------

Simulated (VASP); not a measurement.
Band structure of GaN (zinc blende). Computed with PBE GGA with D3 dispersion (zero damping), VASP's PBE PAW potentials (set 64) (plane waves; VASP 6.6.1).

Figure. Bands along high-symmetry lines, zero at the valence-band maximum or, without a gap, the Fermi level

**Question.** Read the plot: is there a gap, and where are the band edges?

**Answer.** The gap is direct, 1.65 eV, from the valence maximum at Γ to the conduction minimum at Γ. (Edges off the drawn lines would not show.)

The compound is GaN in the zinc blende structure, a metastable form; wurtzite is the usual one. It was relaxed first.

------

● **Assigned task**
The answer must be the data above, repeated exactly as it stands.

● **Answer area**
Simulated (VASP); not a measurement.
Band structure of GaN (zinc blende). Computed with PBE GGA with D3 dispersion (zero damping), VASP's PBE PAW potentials (set 64) (plane waves; VASP 6.6.1).

Figure. Bands along high-symmetry lines, zero at the valence-band maximum or, without a gap, the Fermi level

**Question.** Read the plot: is there a gap, and where are the band edges?

**Answer.** The gap is direct, 1.65 eV, from the valence maximum at Γ to the conduction minimum at Γ. (Edges off the drawn lines would not show.)

The compound is GaN in the zinc blende structure, a metastable form; wurtzite is the usual one. It was relaxed first.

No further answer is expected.